(Source information)
=== Section Start ===

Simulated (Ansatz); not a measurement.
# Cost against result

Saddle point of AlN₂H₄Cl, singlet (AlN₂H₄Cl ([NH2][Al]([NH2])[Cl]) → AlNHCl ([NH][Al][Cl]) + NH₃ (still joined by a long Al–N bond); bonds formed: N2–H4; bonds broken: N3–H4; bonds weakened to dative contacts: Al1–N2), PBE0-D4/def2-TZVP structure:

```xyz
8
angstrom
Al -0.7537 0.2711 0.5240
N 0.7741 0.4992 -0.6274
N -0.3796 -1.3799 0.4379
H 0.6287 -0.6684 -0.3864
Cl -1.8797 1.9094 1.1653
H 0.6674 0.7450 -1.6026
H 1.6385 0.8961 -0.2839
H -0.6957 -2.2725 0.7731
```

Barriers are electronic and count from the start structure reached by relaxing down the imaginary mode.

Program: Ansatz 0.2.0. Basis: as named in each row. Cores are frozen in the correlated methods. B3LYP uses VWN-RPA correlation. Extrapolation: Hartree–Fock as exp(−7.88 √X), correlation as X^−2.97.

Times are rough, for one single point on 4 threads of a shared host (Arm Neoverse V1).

=== Section End ===

(Work order) Retype all of the records so that every line matches the original exactly.

(Your solution)
Simulated (Ansatz); not a measurement.
# Cost against result

Saddle point of AlN₂H₄Cl, singlet (AlN₂H₄Cl ([NH2][Al]([NH2])[Cl]) → AlNHCl ([NH][Al][Cl]) + NH₃ (still joined by a long Al–N bond); bonds formed: N2–H4; bonds broken: N3–H4; bonds weakened to dative contacts: Al1–N2), PBE0-D4/def2-TZVP structure:

```xyz
8
angstrom
Al -0.7537 0.2711 0.5240
N 0.7741 0.4992 -0.6274
N -0.3796 -1.3799 0.4379
H 0.6287 -0.6684 -0.3864
Cl -1.8797 1.9094 1.1653
H 0.6674 0.7450 -1.6026
H 1.6385 0.8961 -0.2839
H -0.6957 -2.2725 0.7731
```

Barriers are electronic and count from the start structure reached by relaxing down the imaginary mode.

Program: Ansatz 0.2.0. Basis: as named in each row. Cores are frozen in the correlated methods. B3LYP uses VWN-RPA correlation. Extrapolation: Hartree–Fock as exp(−7.88 √X), correlation as X^−2.97.

Times are rough, for one single point on 4 threads of a shared host (Arm Neoverse V1).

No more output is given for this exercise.